**GIVEN ENTRIES**.
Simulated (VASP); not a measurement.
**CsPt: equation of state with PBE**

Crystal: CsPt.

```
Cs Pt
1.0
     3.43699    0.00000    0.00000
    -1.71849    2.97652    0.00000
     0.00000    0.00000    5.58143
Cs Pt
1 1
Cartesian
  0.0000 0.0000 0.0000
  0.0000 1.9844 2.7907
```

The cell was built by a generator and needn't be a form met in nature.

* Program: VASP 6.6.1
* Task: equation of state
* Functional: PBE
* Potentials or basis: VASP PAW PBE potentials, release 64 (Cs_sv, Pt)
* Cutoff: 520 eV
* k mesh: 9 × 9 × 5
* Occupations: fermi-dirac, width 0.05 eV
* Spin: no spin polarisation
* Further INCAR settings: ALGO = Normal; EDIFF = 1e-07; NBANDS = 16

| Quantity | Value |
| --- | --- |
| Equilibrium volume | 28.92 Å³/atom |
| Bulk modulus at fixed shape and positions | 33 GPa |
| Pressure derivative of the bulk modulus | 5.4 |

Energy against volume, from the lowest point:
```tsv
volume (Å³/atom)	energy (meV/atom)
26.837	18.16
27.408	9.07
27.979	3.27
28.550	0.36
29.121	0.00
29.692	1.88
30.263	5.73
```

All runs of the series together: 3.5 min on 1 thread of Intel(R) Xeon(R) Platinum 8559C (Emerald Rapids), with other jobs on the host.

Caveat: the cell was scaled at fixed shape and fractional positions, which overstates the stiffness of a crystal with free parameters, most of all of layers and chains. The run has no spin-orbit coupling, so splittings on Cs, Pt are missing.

**REQUIRED ACTION**. With no word changed, write the entries out once more.

**WRITTEN SOLUTION**.
Simulated (VASP); not a measurement.
**CsPt: equation of state with PBE**

Crystal: CsPt.

```
Cs Pt
1.0
     3.43699    0.00000    0.00000
    -1.71849    2.97652    0.00000
     0.00000    0.00000    5.58143
Cs Pt
1 1
Cartesian
  0.0000 0.0000 0.0000
  0.0000 1.9844 2.7907
```

The cell was built by a generator and needn't be a form met in nature.

* Program: VASP 6.6.1
* Task: equation of state
* Functional: PBE
* Potentials or basis: VASP PAW PBE potentials, release 64 (Cs_sv, Pt)
* Cutoff: 520 eV
* k mesh: 9 × 9 × 5
* Occupations: fermi-dirac, width 0.05 eV
* Spin: no spin polarisation
* Further INCAR settings: ALGO = Normal; EDIFF = 1e-07; NBANDS = 16

| Quantity | Value |
| --- | --- |
| Equilibrium volume | 28.92 Å³/atom |
| Bulk modulus at fixed shape and positions | 33 GPa |
| Pressure derivative of the bulk modulus | 5.4 |

Energy against volume, from the lowest point:
```tsv
volume (Å³/atom)	energy (meV/atom)
26.837	18.16
27.408	9.07
27.979	3.27
28.550	0.36
29.121	0.00
29.692	1.88
30.263	5.73
```

All runs of the series together: 3.5 min on 1 thread of Intel(R) Xeon(R) Platinum 8559C (Emerald Rapids), with other jobs on the host.

Caveat: the cell was scaled at fixed shape and fractional positions, which overstates the stiffness of a crystal with free parameters, most of all of layers and chains. The run has no spin-orbit coupling, so splittings on Cs, Pt are missing.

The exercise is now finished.